Records shown: Begin

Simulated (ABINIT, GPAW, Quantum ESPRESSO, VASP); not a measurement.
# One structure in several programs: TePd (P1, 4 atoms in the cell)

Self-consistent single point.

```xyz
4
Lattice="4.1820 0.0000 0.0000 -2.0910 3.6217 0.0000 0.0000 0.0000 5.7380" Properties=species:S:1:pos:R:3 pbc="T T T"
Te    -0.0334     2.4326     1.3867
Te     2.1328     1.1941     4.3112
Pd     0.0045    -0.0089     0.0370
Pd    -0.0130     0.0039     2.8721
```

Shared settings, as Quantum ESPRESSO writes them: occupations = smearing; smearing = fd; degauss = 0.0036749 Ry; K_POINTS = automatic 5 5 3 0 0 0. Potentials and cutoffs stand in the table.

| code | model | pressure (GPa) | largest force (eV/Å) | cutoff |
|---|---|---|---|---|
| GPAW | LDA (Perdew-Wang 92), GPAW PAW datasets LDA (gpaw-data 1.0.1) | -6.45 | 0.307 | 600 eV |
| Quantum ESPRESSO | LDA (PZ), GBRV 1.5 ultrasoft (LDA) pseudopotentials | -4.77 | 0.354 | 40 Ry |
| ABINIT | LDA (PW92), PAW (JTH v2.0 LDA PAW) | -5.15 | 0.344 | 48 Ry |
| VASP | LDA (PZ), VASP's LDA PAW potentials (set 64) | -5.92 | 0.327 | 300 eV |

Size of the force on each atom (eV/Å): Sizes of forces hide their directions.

Records shown: End

■ Activity: An exact, complete copy of the records is the expected answer.

■ Written answer:
Simulated (ABINIT, GPAW, Quantum ESPRESSO, VASP); not a measurement.
# One structure in several programs: TePd (P1, 4 atoms in the cell)

Self-consistent single point.

```xyz
4
Lattice="4.1820 0.0000 0.0000 -2.0910 3.6217 0.0000 0.0000 0.0000 5.7380" Properties=species:S:1:pos:R:3 pbc="T T T"
Te    -0.0334     2.4326     1.3867
Te     2.1328     1.1941     4.3112
Pd     0.0045    -0.0089     0.0370
Pd    -0.0130     0.0039     2.8721
```

Shared settings, as Quantum ESPRESSO writes them: occupations = smearing; smearing = fd; degauss = 0.0036749 Ry; K_POINTS = automatic 5 5 3 0 0 0. Potentials and cutoffs stand in the table.

| code | model | pressure (GPa) | largest force (eV/Å) | cutoff |
|---|---|---|---|---|
| GPAW | LDA (Perdew-Wang 92), GPAW PAW datasets LDA (gpaw-data 1.0.1) | -6.45 | 0.307 | 600 eV |
| Quantum ESPRESSO | LDA (PZ), GBRV 1.5 ultrasoft (LDA) pseudopotentials | -4.77 | 0.354 | 40 Ry |
| ABINIT | LDA (PW92), PAW (JTH v2.0 LDA PAW) | -5.15 | 0.344 | 48 Ry |
| VASP | LDA (PZ), VASP's LDA PAW potentials (set 64) | -5.92 | 0.327 | 300 eV |

Size of the force on each atom (eV/Å): Sizes of forces hide their directions.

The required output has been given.